*** Supplied material ***

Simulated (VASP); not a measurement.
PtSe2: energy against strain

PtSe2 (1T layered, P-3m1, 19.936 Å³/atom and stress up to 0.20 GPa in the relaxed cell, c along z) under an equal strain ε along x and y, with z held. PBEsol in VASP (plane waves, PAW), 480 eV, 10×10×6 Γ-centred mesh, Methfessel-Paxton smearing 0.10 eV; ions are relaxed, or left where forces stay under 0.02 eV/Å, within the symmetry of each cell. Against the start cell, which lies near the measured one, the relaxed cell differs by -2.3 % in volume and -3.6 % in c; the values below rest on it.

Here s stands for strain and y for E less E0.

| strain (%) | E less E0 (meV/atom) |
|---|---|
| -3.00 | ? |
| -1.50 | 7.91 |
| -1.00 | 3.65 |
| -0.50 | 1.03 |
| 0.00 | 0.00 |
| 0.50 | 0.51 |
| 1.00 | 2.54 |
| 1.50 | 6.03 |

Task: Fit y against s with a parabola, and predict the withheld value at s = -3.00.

*** End of Supplied material ***

■ **Assignment**
Reproduce the entries above in full, precisely as written.

■ **Written reply**
Simulated (VASP); not a measurement.
PtSe2: energy against strain

PtSe2 (1T layered, P-3m1, 19.936 Å³/atom and stress up to 0.20 GPa in the relaxed cell, c along z) under an equal strain ε along x and y, with z held. PBEsol in VASP (plane waves, PAW), 480 eV, 10×10×6 Γ-centred mesh, Methfessel-Paxton smearing 0.10 eV; ions are relaxed, or left where forces stay under 0.02 eV/Å, within the symmetry of each cell. Against the start cell, which lies near the measured one, the relaxed cell differs by -2.3 % in volume and -3.6 % in c; the values below rest on it.

Here s stands for strain and y for E less E0.

| strain (%) | E less E0 (meV/atom) |
|---|---|
| -3.00 | ? |
| -1.50 | 7.91 |
| -1.00 | 3.65 |
| -0.50 | 1.03 |
| 0.00 | 0.00 |
| 0.50 | 0.51 |
| 1.00 | 2.54 |
| 1.50 | 6.03 |

Task: Fit y against s with a parabola, and predict the withheld value at s = -3.00.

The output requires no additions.